## Brief
Retype exactly the lines that run from the start of the data to the line holding "One neutral defect", including both, and only those.

------ Data extract

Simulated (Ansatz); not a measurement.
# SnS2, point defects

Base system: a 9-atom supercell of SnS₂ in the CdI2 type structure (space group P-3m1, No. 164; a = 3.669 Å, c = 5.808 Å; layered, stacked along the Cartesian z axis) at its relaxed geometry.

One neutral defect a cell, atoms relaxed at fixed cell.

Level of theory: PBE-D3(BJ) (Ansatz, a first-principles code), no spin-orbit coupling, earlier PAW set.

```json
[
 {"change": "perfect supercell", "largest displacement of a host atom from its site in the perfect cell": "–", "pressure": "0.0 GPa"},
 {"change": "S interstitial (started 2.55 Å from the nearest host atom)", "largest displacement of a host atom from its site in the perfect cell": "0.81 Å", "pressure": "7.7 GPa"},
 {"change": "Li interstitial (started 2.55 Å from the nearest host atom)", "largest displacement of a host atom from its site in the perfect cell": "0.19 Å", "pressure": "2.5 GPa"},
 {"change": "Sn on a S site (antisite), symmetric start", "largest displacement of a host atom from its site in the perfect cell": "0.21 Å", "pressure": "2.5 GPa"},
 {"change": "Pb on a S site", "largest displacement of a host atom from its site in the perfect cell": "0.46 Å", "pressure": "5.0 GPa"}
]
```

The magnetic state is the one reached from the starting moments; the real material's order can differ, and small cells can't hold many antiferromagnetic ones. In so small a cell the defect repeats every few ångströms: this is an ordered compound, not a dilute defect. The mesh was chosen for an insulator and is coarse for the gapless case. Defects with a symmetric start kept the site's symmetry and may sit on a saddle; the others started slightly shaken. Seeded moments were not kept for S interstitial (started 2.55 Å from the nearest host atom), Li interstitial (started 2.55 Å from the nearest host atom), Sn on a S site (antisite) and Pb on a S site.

------------

## Exercise response
Simulated (Ansatz); not a measurement.
# SnS2, point defects

Base system: a 9-atom supercell of SnS₂ in the CdI2 type structure (space group P-3m1, No. 164; a = 3.669 Å, c = 5.808 Å; layered, stacked along the Cartesian z axis) at its relaxed geometry.

One neutral defect a cell, atoms relaxed at fixed cell.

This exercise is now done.